EXERCISE: Keep only the lines from the start of the data through the line containing "Question: Estimate the band", and output them exactly.

=== Section Start ===
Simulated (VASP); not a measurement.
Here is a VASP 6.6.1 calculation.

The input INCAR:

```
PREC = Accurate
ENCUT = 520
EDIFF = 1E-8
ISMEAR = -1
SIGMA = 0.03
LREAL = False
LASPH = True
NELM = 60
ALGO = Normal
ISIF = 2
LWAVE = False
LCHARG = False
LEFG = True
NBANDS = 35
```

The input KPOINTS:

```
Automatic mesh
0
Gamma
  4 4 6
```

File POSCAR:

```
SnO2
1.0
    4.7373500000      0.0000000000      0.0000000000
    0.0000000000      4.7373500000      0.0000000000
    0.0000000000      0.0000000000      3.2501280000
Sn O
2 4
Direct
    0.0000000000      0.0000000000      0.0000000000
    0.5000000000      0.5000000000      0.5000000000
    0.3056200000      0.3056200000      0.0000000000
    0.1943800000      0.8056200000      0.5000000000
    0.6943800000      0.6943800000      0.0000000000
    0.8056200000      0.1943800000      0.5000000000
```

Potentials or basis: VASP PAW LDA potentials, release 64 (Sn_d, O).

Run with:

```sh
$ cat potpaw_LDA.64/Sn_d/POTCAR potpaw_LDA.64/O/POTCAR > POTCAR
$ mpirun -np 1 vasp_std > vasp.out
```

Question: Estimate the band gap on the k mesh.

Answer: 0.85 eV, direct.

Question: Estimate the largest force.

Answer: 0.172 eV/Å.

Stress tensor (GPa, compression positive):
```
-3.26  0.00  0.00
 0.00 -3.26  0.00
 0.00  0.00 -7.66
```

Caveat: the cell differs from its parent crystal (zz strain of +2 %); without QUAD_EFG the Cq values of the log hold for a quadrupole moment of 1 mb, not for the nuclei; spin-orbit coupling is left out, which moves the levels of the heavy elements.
=== Section End ===

YOUR SOLUTION:
Simulated (VASP); not a measurement.
Here is a VASP 6.6.1 calculation.

The input INCAR:

```
PREC = Accurate
ENCUT = 520
EDIFF = 1E-8
ISMEAR = -1
SIGMA = 0.03
LREAL = False
LASPH = True
NELM = 60
ALGO = Normal
ISIF = 2
LWAVE = False
LCHARG = False
LEFG = True
NBANDS = 35
```

The input KPOINTS:

```
Automatic mesh
0
Gamma
  4 4 6
```

File POSCAR:

```
SnO2
1.0
    4.7373500000      0.0000000000      0.0000000000
    0.0000000000      4.7373500000      0.0000000000
    0.0000000000      0.0000000000      3.2501280000
Sn O
2 4
Direct
    0.0000000000      0.0000000000      0.0000000000
    0.5000000000      0.5000000000      0.5000000000
    0.3056200000      0.3056200000      0.0000000000
    0.1943800000      0.8056200000      0.5000000000
    0.6943800000      0.6943800000      0.0000000000
    0.8056200000      0.1943800000      0.5000000000
```

Potentials or basis: VASP PAW LDA potentials, release 64 (Sn_d, O).

Run with:

```sh
$ cat potpaw_LDA.64/Sn_d/POTCAR potpaw_LDA.64/O/POTCAR > POTCAR
$ mpirun -np 1 vasp_std > vasp.out
```

Question: Estimate the band gap on the k mesh.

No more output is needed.